### Requirement
What is needed is an exact transcription of every record.

### Available data
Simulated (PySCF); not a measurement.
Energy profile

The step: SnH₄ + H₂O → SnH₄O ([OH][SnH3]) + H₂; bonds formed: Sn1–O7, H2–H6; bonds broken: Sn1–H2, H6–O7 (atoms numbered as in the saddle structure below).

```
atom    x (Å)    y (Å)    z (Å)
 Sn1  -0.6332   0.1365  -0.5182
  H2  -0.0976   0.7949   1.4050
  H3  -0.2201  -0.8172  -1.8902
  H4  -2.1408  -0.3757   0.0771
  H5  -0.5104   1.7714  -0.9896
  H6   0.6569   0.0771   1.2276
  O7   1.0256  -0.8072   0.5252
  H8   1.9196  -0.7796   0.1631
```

### Reply
Simulated (PySCF); not a measurement.
Energy profile

The step: SnH₄ + H₂O → SnH₄O ([OH][SnH3]) + H₂; bonds formed: Sn1–O7, H2–H6; bonds broken: Sn1–H2, H6–O7 (atoms numbered as in the saddle structure below).

```
atom    x (Å)    y (Å)    z (Å)
 Sn1  -0.6332   0.1365  -0.5182
  H2  -0.0976   0.7949   1.4050
  H3  -0.2201  -0.8172  -1.8902
  H4  -2.1408  -0.3757   0.0771
  H5  -0.5104   1.7714  -0.9896
  H6   0.6569   0.0771   1.2276
  O7   1.0256  -0.8072   0.5252
  H8   1.9196  -0.7796   0.1631
```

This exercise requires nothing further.